* _Action item_: Transcribe the data exactly. Leave nothing out.

* _Dataset extract_:
▶

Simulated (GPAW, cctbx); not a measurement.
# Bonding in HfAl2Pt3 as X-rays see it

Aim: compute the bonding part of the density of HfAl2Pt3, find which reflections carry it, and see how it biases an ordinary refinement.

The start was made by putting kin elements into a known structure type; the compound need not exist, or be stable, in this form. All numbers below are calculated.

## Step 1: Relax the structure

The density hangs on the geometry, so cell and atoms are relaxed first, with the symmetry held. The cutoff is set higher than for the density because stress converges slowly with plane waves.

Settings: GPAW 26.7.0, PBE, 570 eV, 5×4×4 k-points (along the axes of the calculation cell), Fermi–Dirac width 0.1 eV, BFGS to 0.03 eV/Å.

◀

* _Response_:
Simulated (GPAW, cctbx); not a measurement.
# Bonding in HfAl2Pt3 as X-rays see it

Aim: compute the bonding part of the density of HfAl2Pt3, find which reflections carry it, and see how it biases an ordinary refinement.

The start was made by putting kin elements into a known structure type; the compound need not exist, or be stable, in this form. All numbers below are calculated.

## Step 1: Relax the structure

The density hangs on the geometry, so cell and atoms are relaxed first, with the symmetry held. The cutoff is set higher than for the density because stress converges slowly with plane waves.

Settings: GPAW 26.7.0, PBE, 570 eV, 5×4×4 k-points (along the axes of the calculation cell), Fermi–Dirac width 0.1 eV, BFGS to 0.03 eV/Å.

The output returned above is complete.